* **ACTION ITEM**
Give again, unaltered, the lines of the listing below that run from the line having "- Scalar Hamiltonian: DKH2, point nucleus" through the line having "and two-electron integrals**".

──────── EXTRACTED INFORMATION

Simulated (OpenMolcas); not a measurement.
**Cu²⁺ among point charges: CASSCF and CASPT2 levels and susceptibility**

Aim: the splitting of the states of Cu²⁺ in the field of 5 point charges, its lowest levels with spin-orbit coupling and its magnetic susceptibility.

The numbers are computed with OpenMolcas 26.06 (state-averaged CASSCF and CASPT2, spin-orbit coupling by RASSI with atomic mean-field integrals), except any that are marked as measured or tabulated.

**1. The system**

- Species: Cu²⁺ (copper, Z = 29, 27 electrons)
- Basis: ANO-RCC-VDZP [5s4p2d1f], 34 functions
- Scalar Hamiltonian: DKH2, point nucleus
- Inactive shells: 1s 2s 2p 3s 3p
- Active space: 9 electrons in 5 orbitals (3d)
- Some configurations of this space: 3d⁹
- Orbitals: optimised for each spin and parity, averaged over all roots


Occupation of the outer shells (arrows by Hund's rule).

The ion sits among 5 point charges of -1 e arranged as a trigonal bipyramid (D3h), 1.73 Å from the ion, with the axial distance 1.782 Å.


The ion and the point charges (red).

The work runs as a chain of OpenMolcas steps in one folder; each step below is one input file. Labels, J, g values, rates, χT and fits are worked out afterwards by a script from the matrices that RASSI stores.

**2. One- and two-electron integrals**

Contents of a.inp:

────────────────

* **ANSWER BOX**
- Scalar Hamiltonian: DKH2, point nucleus
- Inactive shells: 1s 2s 2p 3s 3p
- Active space: 9 electrons in 5 orbitals (3d)
- Some configurations of this space: 3d⁹
- Orbitals: optimised for each spin and parity, averaged over all roots


Occupation of the outer shells (arrows by Hund's rule).

The ion sits among 5 point charges of -1 e arranged as a trigonal bipyramid (D3h), 1.73 Å from the ion, with the axial distance 1.782 Å.


The ion and the point charges (red).

The work runs as a chain of OpenMolcas steps in one folder; each step below is one input file. Labels, J, g values, rates, χT and fits are worked out afterwards by a script from the matrices that RASSI stores.

**2. One- and two-electron integrals**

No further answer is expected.